__SUPPLIED MATERIAL__
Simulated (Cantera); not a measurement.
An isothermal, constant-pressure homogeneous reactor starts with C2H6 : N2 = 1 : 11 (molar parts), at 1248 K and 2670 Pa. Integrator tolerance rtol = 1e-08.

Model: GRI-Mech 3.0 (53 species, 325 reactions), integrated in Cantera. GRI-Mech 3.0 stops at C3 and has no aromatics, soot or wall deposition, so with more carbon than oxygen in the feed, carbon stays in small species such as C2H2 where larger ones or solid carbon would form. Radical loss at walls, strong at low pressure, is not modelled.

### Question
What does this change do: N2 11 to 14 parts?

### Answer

__BRIEF__
Nothing but an exact copy of the lines from the start of the entries through the line containing "An isothermal, constant-pressure" belongs in the response.

__YOUR SOLUTION__
Simulated (Cantera); not a measurement.
An isothermal, constant-pressure homogeneous reactor starts with C2H6 : N2 = 1 : 11 (molar parts), at 1248 K and 2670 Pa. Integrator tolerance rtol = 1e-08.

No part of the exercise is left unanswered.